=== Provided information ===

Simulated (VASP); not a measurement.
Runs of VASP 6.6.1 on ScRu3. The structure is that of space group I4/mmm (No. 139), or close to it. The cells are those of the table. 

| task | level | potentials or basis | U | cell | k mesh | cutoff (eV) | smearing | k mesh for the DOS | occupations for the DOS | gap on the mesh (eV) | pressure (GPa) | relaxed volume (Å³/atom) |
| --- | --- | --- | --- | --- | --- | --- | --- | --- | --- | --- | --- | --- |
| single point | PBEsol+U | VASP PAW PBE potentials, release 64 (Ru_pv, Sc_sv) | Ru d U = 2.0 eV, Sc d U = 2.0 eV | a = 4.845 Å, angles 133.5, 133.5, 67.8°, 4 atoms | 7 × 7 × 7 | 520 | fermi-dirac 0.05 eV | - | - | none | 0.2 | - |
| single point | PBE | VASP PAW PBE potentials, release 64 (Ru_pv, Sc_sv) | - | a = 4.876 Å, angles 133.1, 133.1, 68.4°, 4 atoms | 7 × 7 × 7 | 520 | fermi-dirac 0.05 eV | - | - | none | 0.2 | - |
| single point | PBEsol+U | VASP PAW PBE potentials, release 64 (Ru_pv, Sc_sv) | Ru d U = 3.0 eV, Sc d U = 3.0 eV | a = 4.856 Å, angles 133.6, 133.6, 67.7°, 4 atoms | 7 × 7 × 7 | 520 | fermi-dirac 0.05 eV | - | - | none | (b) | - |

===

Output must consist only of the listing's lines from the first through the line with "volume (Å³/atom) |", reproduced word for word.

[Task solution]
Simulated (VASP); not a measurement.
Runs of VASP 6.6.1 on ScRu3. The structure is that of space group I4/mmm (No. 139), or close to it. The cells are those of the table. 

| task | level | potentials or basis | U | cell | k mesh | cutoff (eV) | smearing | k mesh for the DOS | occupations for the DOS | gap on the mesh (eV) | pressure (GPa) | relaxed volume (Å³/atom) |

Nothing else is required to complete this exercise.